Action item: Set down each line from the start of the material exactly, please, up to and including the one that contains "Band widths follow".

========================================

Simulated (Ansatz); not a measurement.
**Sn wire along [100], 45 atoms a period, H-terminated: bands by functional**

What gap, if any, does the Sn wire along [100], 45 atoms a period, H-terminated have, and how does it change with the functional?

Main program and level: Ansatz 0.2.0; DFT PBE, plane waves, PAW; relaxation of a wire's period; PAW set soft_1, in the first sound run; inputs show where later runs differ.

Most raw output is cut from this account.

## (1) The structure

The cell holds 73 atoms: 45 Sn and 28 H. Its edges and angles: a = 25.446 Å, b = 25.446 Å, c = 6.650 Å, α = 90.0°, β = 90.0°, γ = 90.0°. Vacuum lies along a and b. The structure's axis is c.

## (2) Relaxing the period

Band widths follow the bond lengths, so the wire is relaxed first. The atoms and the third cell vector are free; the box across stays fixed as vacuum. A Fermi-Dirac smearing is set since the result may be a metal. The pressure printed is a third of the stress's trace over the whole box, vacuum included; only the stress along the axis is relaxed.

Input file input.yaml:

========================================

Response:
Simulated (Ansatz); not a measurement.
**Sn wire along [100], 45 atoms a period, H-terminated: bands by functional**

What gap, if any, does the Sn wire along [100], 45 atoms a period, H-terminated have, and how does it change with the functional?

Main program and level: Ansatz 0.2.0; DFT PBE, plane waves, PAW; relaxation of a wire's period; PAW set soft_1, in the first sound run; inputs show where later runs differ.

Most raw output is cut from this account.

## (1) The structure

The cell holds 73 atoms: 45 Sn and 28 H. Its edges and angles: a = 25.446 Å, b = 25.446 Å, c = 6.650 Å, α = 90.0°, β = 90.0°, γ = 90.0°. Vacuum lies along a and b. The structure's axis is c.

## (2) Relaxing the period

Band widths follow the bond lengths, so the wire is relaxed first. The atoms and the third cell vector are free; the box across stays fixed as vacuum. A Fermi-Dirac smearing is set since the result may be a metal. The pressure printed is a third of the stress's trace over the whole box, vacuum included; only the stress along the axis is relaxed.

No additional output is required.